RECORDS PROVIDED =>
- - - -

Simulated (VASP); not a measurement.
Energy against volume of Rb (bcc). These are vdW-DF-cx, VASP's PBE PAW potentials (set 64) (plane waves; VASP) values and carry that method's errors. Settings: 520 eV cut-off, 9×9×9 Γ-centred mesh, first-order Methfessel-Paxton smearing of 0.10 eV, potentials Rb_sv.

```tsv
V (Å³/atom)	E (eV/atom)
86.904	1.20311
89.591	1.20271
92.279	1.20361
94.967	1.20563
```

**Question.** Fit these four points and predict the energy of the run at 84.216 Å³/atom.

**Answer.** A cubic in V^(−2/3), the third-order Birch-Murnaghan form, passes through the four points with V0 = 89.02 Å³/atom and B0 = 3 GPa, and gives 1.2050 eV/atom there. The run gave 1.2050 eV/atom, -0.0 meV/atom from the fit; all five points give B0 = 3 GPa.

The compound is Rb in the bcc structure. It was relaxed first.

- - - -

WORK INSTRUCTION => Print the data above exactly as it reads.

EXERCISE ANSWER =>
Simulated (VASP); not a measurement.
Energy against volume of Rb (bcc). These are vdW-DF-cx, VASP's PBE PAW potentials (set 64) (plane waves; VASP) values and carry that method's errors. Settings: 520 eV cut-off, 9×9×9 Γ-centred mesh, first-order Methfessel-Paxton smearing of 0.10 eV, potentials Rb_sv.

```tsv
V (Å³/atom)	E (eV/atom)
86.904	1.20311
89.591	1.20271
92.279	1.20361
94.967	1.20563
```

**Question.** Fit these four points and predict the energy of the run at 84.216 Å³/atom.

**Answer.** A cubic in V^(−2/3), the third-order Birch-Murnaghan form, passes through the four points with V0 = 89.02 Å³/atom and B0 = 3 GPa, and gives 1.2050 eV/atom there. The run gave 1.2050 eV/atom, -0.0 meV/atom from the fit; all five points give B0 = 3 GPa.

The compound is Rb in the bcc structure. It was relaxed first.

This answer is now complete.